* _Supplied information_:
────

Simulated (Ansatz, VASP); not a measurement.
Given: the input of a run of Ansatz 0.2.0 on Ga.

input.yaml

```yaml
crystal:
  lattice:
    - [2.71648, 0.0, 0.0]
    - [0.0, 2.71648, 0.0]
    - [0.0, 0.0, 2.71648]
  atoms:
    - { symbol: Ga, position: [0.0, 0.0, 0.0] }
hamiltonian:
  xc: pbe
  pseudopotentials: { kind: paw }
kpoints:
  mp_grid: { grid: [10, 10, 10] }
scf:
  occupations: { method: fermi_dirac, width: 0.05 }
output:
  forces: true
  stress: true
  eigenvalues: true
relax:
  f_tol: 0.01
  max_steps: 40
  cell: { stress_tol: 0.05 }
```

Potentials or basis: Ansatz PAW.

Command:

────

Generate an exact reproduction of all entries.

* _Response box_:
Simulated (Ansatz, VASP); not a measurement.
Given: the input of a run of Ansatz 0.2.0 on Ga.

input.yaml

```yaml
crystal:
  lattice:
    - [2.71648, 0.0, 0.0]
    - [0.0, 2.71648, 0.0]
    - [0.0, 0.0, 2.71648]
  atoms:
    - { symbol: Ga, position: [0.0, 0.0, 0.0] }
hamiltonian:
  xc: pbe
  pseudopotentials: { kind: paw }
kpoints:
  mp_grid: { grid: [10, 10, 10] }
scf:
  occupations: { method: fermi_dirac, width: 0.05 }
output:
  forces: true
  stress: true
  eigenvalues: true
relax:
  f_tol: 0.01
  max_steps: 40
  cell: { stress_tol: 0.05 }
```

Potentials or basis: Ansatz PAW.

Command:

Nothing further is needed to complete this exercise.